[[ Supplied data, beginning ]]
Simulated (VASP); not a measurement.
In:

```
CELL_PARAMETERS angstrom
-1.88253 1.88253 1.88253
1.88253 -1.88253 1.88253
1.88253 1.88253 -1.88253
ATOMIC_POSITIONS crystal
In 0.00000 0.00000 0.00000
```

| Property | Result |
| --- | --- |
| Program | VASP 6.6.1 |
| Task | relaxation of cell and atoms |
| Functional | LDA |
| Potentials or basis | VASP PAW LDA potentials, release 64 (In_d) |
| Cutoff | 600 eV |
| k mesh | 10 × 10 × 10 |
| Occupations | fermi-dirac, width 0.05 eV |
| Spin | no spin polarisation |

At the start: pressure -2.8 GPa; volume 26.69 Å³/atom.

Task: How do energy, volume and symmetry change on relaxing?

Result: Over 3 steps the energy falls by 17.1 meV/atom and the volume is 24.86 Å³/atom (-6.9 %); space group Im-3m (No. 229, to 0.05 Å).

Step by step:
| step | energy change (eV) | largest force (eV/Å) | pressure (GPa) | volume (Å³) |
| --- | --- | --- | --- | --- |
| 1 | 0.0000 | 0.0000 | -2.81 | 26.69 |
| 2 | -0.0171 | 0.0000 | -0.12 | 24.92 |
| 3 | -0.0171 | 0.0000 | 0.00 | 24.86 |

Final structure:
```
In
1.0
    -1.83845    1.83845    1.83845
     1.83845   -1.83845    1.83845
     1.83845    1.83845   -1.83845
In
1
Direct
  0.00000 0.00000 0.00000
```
[[ Supplied data, end ]]

> Work instruction:
The lines above, from the start of the records through the one containing "Task: How do", are to be printed exactly, and nothing else is to be included.

> Answer box:
Simulated (VASP); not a measurement.
In:

```
CELL_PARAMETERS angstrom
-1.88253 1.88253 1.88253
1.88253 -1.88253 1.88253
1.88253 1.88253 -1.88253
ATOMIC_POSITIONS crystal
In 0.00000 0.00000 0.00000
```

| Property | Result |
| --- | --- |
| Program | VASP 6.6.1 |
| Task | relaxation of cell and atoms |
| Functional | LDA |
| Potentials or basis | VASP PAW LDA potentials, release 64 (In_d) |
| Cutoff | 600 eV |
| k mesh | 10 × 10 × 10 |
| Occupations | fermi-dirac, width 0.05 eV |
| Spin | no spin polarisation |

At the start: pressure -2.8 GPa; volume 26.69 Å³/atom.

Task: How do energy, volume and symmetry change on relaxing?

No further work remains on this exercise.